[[ RECORDS PROVIDED open ]]

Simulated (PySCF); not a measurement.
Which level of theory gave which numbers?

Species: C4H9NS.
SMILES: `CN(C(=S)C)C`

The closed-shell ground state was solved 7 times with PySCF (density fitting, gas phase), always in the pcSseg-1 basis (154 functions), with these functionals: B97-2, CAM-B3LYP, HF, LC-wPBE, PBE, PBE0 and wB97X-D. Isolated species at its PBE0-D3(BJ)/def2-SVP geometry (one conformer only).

[[ RECORDS PROVIDED closed ]]

• WORK REQUEST: The material above needs to be copied out in full, exactly as given.

• ANSWER AREA:
Simulated (PySCF); not a measurement.
Which level of theory gave which numbers?

Species: C4H9NS.
SMILES: `CN(C(=S)C)C`

The closed-shell ground state was solved 7 times with PySCF (density fitting, gas phase), always in the pcSseg-1 basis (154 functions), with these functionals: B97-2, CAM-B3LYP, HF, LC-wPBE, PBE, PBE0 and wB97X-D. Isolated species at its PBE0-D3(BJ)/def2-SVP geometry (one conformer only).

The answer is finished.